Write back each entry precisely as it is given.

### Data
────────

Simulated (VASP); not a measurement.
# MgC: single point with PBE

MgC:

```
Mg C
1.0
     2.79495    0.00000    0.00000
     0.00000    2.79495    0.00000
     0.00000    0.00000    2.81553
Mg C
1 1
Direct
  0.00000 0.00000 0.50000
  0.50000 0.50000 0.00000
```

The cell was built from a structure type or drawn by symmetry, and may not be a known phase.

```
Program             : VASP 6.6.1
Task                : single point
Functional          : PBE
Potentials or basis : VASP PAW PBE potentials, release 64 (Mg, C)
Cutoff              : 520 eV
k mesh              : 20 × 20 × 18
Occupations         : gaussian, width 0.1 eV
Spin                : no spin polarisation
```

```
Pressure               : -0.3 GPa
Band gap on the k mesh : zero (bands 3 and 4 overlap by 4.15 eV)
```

────────

### Exercise result
Simulated (VASP); not a measurement.
# MgC: single point with PBE

MgC:

```
Mg C
1.0
     2.79495    0.00000    0.00000
     0.00000    2.79495    0.00000
     0.00000    0.00000    2.81553
Mg C
1 1
Direct
  0.00000 0.00000 0.50000
  0.50000 0.50000 0.00000
```

The cell was built from a structure type or drawn by symmetry, and may not be a known phase.

```
Program             : VASP 6.6.1
Task                : single point
Functional          : PBE
Potentials or basis : VASP PAW PBE potentials, release 64 (Mg, C)
Cutoff              : 520 eV
k mesh              : 20 × 20 × 18
Occupations         : gaussian, width 0.1 eV
Spin                : no spin polarisation
```

```
Pressure               : -0.3 GPa
Band gap on the k mesh : zero (bands 3 and 4 overlap by 4.15 eV)
```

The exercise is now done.